_Task item_
Below are several records. Retype exactly those lines running from the one with "0.05 | 0.02 |" through the one with "Task: Get the", end lines included, and no others.

_Recorded data_
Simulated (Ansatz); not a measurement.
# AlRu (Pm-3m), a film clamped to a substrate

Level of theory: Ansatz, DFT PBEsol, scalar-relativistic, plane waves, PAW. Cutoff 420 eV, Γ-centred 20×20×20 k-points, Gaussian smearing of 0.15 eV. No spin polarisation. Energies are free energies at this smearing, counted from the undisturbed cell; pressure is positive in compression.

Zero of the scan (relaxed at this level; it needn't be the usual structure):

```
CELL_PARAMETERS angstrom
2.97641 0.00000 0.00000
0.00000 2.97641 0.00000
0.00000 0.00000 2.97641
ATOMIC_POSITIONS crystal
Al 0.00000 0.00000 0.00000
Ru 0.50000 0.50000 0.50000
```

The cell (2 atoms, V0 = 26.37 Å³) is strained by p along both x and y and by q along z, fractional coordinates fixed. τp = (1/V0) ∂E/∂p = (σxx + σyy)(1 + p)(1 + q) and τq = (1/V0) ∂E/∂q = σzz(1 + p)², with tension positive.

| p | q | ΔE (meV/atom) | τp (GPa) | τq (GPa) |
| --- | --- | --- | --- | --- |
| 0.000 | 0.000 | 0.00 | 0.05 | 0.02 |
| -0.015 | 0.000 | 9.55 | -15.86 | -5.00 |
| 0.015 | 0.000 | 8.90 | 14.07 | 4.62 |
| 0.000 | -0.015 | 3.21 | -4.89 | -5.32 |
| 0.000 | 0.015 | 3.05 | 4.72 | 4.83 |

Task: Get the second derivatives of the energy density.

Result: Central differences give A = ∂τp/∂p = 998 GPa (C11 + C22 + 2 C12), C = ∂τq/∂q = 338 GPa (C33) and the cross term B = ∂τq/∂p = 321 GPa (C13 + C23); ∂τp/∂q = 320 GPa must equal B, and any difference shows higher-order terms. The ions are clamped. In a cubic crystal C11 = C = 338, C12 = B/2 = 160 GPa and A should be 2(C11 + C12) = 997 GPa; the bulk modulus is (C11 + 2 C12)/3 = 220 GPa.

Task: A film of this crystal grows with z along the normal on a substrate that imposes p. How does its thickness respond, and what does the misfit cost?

_Written response_
| 0.000 | 0.000 | 0.00 | 0.05 | 0.02 |
| -0.015 | 0.000 | 9.55 | -15.86 | -5.00 |
| 0.015 | 0.000 | 8.90 | 14.07 | 4.62 |
| 0.000 | -0.015 | 3.21 | -4.89 | -5.32 |
| 0.000 | 0.015 | 3.05 | 4.72 | 4.83 |

Task: Get the second derivatives of the energy density.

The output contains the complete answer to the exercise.